**Work instruction**: Please reproduce exactly the lines that begin the listing below, up to and including the line where "(D) FC[SiH2][SiH3]" occurs.

**Dataset content**:
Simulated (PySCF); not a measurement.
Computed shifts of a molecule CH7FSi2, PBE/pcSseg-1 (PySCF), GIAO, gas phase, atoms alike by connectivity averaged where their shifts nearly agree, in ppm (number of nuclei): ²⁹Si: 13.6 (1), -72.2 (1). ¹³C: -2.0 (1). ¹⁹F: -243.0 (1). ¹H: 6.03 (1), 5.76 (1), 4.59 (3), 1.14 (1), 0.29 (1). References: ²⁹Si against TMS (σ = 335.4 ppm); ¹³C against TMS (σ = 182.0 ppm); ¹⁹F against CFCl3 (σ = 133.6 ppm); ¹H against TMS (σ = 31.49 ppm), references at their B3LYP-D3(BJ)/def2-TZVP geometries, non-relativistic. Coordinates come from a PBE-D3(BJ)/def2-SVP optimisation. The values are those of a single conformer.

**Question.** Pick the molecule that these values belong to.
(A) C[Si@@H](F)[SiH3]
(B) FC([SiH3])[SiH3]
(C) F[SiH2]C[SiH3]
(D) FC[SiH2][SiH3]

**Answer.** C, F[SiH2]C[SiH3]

**Response area**:
Simulated (PySCF); not a measurement.
Computed shifts of a molecule CH7FSi2, PBE/pcSseg-1 (PySCF), GIAO, gas phase, atoms alike by connectivity averaged where their shifts nearly agree, in ppm (number of nuclei): ²⁹Si: 13.6 (1), -72.2 (1). ¹³C: -2.0 (1). ¹⁹F: -243.0 (1). ¹H: 6.03 (1), 5.76 (1), 4.59 (3), 1.14 (1), 0.29 (1). References: ²⁹Si against TMS (σ = 335.4 ppm); ¹³C against TMS (σ = 182.0 ppm); ¹⁹F against CFCl3 (σ = 133.6 ppm); ¹H against TMS (σ = 31.49 ppm), references at their B3LYP-D3(BJ)/def2-TZVP geometries, non-relativistic. Coordinates come from a PBE-D3(BJ)/def2-SVP optimisation. The values are those of a single conformer.

**Question.** Pick the molecule that these values belong to.
(A) C[Si@@H](F)[SiH3]
(B) FC([SiH3])[SiH3]
(C) F[SiH2]C[SiH3]
(D) FC[SiH2][SiH3]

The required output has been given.